- Information -
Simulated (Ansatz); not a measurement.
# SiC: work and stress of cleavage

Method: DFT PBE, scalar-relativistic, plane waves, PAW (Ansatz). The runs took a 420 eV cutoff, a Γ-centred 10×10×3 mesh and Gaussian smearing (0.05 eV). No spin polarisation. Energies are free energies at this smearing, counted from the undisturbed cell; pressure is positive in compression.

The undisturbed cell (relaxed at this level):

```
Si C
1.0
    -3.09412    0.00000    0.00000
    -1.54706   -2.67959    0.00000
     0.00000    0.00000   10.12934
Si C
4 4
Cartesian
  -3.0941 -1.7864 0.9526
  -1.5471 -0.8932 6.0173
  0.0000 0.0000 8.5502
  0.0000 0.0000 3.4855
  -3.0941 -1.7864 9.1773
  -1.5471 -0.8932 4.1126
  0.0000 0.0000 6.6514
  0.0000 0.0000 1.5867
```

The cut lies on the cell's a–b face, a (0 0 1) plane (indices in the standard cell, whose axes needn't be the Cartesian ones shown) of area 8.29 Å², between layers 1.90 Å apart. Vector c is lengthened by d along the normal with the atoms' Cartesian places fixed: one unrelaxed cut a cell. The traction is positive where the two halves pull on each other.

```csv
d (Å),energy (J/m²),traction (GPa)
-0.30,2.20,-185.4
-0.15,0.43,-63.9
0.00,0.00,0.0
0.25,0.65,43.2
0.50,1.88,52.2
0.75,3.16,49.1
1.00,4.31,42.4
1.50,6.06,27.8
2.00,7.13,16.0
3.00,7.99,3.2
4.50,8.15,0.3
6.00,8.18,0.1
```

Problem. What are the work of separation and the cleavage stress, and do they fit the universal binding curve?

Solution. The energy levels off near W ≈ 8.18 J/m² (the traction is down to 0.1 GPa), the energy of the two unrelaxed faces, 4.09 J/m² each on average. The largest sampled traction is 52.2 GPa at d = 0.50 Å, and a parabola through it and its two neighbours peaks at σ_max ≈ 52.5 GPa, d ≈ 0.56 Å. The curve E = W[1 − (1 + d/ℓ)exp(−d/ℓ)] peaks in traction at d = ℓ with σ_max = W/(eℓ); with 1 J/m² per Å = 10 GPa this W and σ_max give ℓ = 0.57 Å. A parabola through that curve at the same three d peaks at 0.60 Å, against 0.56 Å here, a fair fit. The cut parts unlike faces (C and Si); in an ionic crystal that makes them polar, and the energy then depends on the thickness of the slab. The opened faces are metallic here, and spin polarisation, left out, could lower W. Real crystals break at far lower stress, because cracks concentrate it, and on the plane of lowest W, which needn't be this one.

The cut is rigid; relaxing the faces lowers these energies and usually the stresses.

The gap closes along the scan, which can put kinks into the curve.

- Required action -
Repeat only what lies between the first line of the data and the line containing "# SiC: work and stress of cleavage", both of those lines included, exactly as it stands.

- Worked solution -
Simulated (Ansatz); not a measurement.
# SiC: work and stress of cleavage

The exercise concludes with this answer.